_Brief_: Please return, with no alterations, the lines below from the very first through the one that contains "Problem. How long".

_Supplied data_:
──────
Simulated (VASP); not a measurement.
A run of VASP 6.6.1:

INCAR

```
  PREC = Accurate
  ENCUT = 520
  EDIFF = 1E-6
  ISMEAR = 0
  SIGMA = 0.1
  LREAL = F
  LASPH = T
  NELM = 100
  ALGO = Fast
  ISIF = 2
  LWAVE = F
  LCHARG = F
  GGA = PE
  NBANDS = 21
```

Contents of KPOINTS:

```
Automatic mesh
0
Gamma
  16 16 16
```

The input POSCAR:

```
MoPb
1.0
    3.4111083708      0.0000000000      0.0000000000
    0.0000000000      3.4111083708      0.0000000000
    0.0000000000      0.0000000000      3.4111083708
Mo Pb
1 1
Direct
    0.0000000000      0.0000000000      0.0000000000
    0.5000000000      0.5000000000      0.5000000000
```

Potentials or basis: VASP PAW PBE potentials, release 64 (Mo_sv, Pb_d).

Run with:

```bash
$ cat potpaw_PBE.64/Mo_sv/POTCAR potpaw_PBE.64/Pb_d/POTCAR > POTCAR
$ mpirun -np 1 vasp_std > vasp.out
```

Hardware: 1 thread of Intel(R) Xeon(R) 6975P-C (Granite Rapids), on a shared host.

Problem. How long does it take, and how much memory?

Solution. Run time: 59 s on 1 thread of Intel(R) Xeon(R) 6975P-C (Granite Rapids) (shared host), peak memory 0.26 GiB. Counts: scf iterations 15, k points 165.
──────

_Written answer_:
Simulated (VASP); not a measurement.
A run of VASP 6.6.1:

INCAR

```
  PREC = Accurate
  ENCUT = 520
  EDIFF = 1E-6
  ISMEAR = 0
  SIGMA = 0.1
  LREAL = F
  LASPH = T
  NELM = 100
  ALGO = Fast
  ISIF = 2
  LWAVE = F
  LCHARG = F
  GGA = PE
  NBANDS = 21
```

Contents of KPOINTS:

```
Automatic mesh
0
Gamma
  16 16 16
```

The input POSCAR:

```
MoPb
1.0
    3.4111083708      0.0000000000      0.0000000000
    0.0000000000      3.4111083708      0.0000000000
    0.0000000000      0.0000000000      3.4111083708
Mo Pb
1 1
Direct
    0.0000000000      0.0000000000      0.0000000000
    0.5000000000      0.5000000000      0.5000000000
```

Potentials or basis: VASP PAW PBE potentials, release 64 (Mo_sv, Pb_d).

Run with:

```bash
$ cat potpaw_PBE.64/Mo_sv/POTCAR potpaw_PBE.64/Pb_d/POTCAR > POTCAR
$ mpirun -np 1 vasp_std > vasp.out
```

Hardware: 1 thread of Intel(R) Xeon(R) 6975P-C (Granite Rapids), on a shared host.

Problem. How long does it take, and how much memory?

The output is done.